§ **Work instruction**: With the first line as the start and the line containing "- volume: 10.61" as the end, write out every line of the records exactly.

▼▼▼

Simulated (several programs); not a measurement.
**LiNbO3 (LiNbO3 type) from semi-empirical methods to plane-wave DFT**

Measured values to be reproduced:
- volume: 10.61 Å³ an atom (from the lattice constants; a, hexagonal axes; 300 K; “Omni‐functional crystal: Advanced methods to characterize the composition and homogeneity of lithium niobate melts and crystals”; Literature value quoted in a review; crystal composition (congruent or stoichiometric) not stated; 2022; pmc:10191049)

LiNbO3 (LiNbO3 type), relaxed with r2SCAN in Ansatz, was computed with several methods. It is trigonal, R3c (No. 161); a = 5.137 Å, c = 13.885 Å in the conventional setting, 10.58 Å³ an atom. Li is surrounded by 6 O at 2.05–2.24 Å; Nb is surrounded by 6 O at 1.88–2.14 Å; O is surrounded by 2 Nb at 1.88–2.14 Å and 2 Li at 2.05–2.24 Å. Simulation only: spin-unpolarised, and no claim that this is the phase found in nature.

▲▲▲

§ **Written response**:
Simulated (several programs); not a measurement.
**LiNbO3 (LiNbO3 type) from semi-empirical methods to plane-wave DFT**

Measured values to be reproduced:
- volume: 10.61 Å³ an atom (from the lattice constants; a, hexagonal axes; 300 K; “Omni‐functional crystal: Advanced methods to characterize the composition and homogeneity of lithium niobate melts and crystals”; Literature value quoted in a review; crystal composition (congruent or stoichiometric) not stated; 2022; pmc:10191049)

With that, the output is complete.